§ **Extracted material**:
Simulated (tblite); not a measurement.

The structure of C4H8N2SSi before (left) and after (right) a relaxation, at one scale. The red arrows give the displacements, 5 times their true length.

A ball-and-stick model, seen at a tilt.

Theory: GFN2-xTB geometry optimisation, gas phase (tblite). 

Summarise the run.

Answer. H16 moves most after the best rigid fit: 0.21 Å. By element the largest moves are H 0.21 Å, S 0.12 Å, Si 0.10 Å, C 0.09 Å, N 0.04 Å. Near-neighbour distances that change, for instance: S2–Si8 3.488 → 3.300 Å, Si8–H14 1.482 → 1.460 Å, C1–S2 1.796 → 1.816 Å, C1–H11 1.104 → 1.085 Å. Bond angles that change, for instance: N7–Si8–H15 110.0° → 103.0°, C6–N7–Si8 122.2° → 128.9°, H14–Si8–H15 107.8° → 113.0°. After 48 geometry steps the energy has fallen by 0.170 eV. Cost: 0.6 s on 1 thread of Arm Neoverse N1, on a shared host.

§ **Work instruction**:
All of the records above are to be copied exactly.

§ **Answer space**:
Simulated (tblite); not a measurement.

The structure of C4H8N2SSi before (left) and after (right) a relaxation, at one scale. The red arrows give the displacements, 5 times their true length.

A ball-and-stick model, seen at a tilt.

Theory: GFN2-xTB geometry optimisation, gas phase (tblite). 

Summarise the run.

Answer. H16 moves most after the best rigid fit: 0.21 Å. By element the largest moves are H 0.21 Å, S 0.12 Å, Si 0.10 Å, C 0.09 Å, N 0.04 Å. Near-neighbour distances that change, for instance: S2–Si8 3.488 → 3.300 Å, Si8–H14 1.482 → 1.460 Å, C1–S2 1.796 → 1.816 Å, C1–H11 1.104 → 1.085 Å. Bond angles that change, for instance: N7–Si8–H15 110.0° → 103.0°, C6–N7–Si8 122.2° → 128.9°, H14–Si8–H15 107.8° → 113.0°. After 48 geometry steps the energy has fallen by 0.170 eV. Cost: 0.6 s on 1 thread of Arm Neoverse N1, on a shared host.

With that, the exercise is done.